● **Work task**: Give back exactly the lines from the start of the listing to the line containing "Computed by Dirac-Coulomb-Breit", inclusive, and nothing beyond them.

----------

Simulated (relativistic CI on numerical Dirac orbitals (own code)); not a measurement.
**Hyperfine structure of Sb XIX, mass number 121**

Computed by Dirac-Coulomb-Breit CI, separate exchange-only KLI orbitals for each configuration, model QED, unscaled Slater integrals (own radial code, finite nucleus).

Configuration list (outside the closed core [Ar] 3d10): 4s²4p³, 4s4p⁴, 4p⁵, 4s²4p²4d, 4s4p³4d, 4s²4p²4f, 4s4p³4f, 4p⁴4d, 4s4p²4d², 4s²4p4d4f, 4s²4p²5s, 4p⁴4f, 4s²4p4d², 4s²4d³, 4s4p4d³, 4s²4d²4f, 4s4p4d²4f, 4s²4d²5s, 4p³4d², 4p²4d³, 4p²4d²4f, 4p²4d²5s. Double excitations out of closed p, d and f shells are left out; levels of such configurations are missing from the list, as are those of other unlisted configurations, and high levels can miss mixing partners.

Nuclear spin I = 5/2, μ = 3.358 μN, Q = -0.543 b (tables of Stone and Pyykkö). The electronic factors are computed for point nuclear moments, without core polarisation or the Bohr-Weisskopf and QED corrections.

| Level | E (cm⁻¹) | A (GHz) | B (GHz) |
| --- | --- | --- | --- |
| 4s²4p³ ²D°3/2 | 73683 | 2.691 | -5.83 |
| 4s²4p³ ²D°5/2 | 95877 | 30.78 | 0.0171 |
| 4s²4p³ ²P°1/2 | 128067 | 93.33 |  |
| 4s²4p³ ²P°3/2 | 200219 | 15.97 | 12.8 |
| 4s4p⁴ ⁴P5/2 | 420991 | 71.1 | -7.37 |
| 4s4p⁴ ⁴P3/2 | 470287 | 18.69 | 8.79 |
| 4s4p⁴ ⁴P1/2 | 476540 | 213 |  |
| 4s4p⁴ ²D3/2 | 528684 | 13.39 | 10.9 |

----------

● **Problem solution**:
Simulated (relativistic CI on numerical Dirac orbitals (own code)); not a measurement.
**Hyperfine structure of Sb XIX, mass number 121**

Computed by Dirac-Coulomb-Breit CI, separate exchange-only KLI orbitals for each configuration, model QED, unscaled Slater integrals (own radial code, finite nucleus).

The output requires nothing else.